--- Source data Enclosed Below ---

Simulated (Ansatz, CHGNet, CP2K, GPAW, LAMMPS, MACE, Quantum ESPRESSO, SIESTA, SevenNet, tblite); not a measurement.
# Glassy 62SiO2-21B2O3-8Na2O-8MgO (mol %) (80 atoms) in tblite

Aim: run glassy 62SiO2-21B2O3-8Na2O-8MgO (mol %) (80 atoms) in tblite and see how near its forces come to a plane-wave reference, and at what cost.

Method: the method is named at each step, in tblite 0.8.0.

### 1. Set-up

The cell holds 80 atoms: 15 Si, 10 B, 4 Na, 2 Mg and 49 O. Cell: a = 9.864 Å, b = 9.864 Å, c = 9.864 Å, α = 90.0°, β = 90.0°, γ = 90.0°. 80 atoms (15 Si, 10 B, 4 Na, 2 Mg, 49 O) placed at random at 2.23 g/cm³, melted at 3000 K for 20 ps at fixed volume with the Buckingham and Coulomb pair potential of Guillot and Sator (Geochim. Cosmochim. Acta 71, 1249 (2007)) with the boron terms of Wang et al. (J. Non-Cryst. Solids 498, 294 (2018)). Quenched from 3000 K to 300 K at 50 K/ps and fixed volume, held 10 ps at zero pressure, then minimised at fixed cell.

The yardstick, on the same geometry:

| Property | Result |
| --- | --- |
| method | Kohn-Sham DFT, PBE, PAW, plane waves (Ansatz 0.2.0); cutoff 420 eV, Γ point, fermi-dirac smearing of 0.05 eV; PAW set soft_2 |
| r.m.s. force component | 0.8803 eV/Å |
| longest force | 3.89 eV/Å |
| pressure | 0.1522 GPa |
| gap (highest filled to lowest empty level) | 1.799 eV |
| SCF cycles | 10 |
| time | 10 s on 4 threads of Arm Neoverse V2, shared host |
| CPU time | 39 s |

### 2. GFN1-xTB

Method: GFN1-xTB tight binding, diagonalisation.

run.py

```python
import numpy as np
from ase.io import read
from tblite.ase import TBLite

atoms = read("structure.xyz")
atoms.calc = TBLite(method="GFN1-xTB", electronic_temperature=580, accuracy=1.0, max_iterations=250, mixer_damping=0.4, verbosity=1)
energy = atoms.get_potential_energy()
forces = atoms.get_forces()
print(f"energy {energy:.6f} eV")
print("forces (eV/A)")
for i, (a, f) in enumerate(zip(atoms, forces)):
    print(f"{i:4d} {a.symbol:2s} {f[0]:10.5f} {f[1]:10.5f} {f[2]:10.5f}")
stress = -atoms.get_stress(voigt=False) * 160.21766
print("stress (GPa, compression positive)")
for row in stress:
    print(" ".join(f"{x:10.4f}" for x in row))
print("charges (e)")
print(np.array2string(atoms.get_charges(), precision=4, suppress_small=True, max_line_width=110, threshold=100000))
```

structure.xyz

--- End of Enclosed Source data ---

» **Required action**
Which lines above run from the one containing "The yardstick, on" down to the one containing "cycles | 10 |"? Repeat exactly those, both ends included, and nothing else.

» **Response area**
The yardstick, on the same geometry:

| Property | Result |
| --- | --- |
| method | Kohn-Sham DFT, PBE, PAW, plane waves (Ansatz 0.2.0); cutoff 420 eV, Γ point, fermi-dirac smearing of 0.05 eV; PAW set soft_2 |
| r.m.s. force component | 0.8803 eV/Å |
| longest force | 3.89 eV/Å |
| pressure | 0.1522 GPa |
| gap (highest filled to lowest empty level) | 1.799 eV |
| SCF cycles | 10 |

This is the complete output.